_TASK ITEM:_ Repeat exactly the lines from the start of the material below up to and including the "none | 10.3 |" line.

_SOURCE MATERIAL:_

⁂

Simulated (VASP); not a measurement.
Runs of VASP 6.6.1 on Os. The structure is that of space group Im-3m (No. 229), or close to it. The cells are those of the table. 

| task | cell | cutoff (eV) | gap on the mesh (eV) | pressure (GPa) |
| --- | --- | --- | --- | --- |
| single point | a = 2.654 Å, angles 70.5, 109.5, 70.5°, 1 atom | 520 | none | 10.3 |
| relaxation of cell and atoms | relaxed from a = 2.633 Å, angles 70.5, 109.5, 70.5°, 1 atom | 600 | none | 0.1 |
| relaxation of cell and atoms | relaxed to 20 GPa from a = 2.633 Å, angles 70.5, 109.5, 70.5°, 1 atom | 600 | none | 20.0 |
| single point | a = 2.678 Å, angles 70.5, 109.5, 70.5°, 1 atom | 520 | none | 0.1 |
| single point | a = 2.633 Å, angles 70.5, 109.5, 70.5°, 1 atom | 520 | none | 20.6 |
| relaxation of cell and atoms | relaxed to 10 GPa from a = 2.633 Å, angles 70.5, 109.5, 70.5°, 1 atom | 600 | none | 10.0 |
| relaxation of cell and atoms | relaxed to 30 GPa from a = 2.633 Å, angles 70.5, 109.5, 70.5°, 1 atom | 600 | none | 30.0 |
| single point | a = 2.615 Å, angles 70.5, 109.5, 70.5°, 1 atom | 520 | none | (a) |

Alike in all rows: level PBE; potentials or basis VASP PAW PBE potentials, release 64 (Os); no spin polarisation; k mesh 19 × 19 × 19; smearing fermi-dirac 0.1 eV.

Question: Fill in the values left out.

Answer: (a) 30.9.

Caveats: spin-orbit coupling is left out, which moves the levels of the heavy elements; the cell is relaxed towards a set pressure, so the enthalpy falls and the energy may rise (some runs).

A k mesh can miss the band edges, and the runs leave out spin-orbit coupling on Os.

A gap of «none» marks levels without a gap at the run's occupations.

⁂

_TASK RESULT:_
Simulated (VASP); not a measurement.
Runs of VASP 6.6.1 on Os. The structure is that of space group Im-3m (No. 229), or close to it. The cells are those of the table. 

| task | cell | cutoff (eV) | gap on the mesh (eV) | pressure (GPa) |
| --- | --- | --- | --- | --- |
| single point | a = 2.654 Å, angles 70.5, 109.5, 70.5°, 1 atom | 520 | none | 10.3 |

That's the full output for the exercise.